REQUIRED ACTION:
All entries must be transcribed without a single difference.

DATA TO EXAMINE:
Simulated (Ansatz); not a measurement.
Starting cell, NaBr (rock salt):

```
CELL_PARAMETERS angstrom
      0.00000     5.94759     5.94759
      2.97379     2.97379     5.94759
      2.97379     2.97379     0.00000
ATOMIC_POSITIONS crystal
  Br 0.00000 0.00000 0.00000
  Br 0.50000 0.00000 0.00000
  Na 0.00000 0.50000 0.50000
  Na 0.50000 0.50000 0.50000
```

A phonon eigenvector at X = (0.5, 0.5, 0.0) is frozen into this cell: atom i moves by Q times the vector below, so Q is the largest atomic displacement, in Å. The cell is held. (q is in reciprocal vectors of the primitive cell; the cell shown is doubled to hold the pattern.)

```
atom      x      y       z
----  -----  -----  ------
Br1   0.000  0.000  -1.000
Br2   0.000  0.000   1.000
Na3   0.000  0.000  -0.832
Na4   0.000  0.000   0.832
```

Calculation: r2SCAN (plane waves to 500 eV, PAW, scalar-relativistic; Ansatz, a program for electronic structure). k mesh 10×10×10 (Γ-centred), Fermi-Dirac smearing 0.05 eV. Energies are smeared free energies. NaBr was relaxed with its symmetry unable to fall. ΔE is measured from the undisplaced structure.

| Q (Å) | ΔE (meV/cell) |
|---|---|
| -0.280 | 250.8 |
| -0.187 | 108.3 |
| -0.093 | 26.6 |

WRITTEN SOLUTION:
Simulated (Ansatz); not a measurement.
Starting cell, NaBr (rock salt):

```
CELL_PARAMETERS angstrom
      0.00000     5.94759     5.94759
      2.97379     2.97379     5.94759
      2.97379     2.97379     0.00000
ATOMIC_POSITIONS crystal
  Br 0.00000 0.00000 0.00000
  Br 0.50000 0.00000 0.00000
  Na 0.00000 0.50000 0.50000
  Na 0.50000 0.50000 0.50000
```

A phonon eigenvector at X = (0.5, 0.5, 0.0) is frozen into this cell: atom i moves by Q times the vector below, so Q is the largest atomic displacement, in Å. The cell is held. (q is in reciprocal vectors of the primitive cell; the cell shown is doubled to hold the pattern.)

```
atom      x      y       z
----  -----  -----  ------
Br1   0.000  0.000  -1.000
Br2   0.000  0.000   1.000
Na3   0.000  0.000  -0.832
Na4   0.000  0.000   0.832
```

Calculation: r2SCAN (plane waves to 500 eV, PAW, scalar-relativistic; Ansatz, a program for electronic structure). k mesh 10×10×10 (Γ-centred), Fermi-Dirac smearing 0.05 eV. Energies are smeared free energies. NaBr was relaxed with its symmetry unable to fall. ΔE is measured from the undisplaced structure.

| Q (Å) | ΔE (meV/cell) |
|---|---|
| -0.280 | 250.8 |
| -0.187 | 108.3 |
| -0.093 | 26.6 |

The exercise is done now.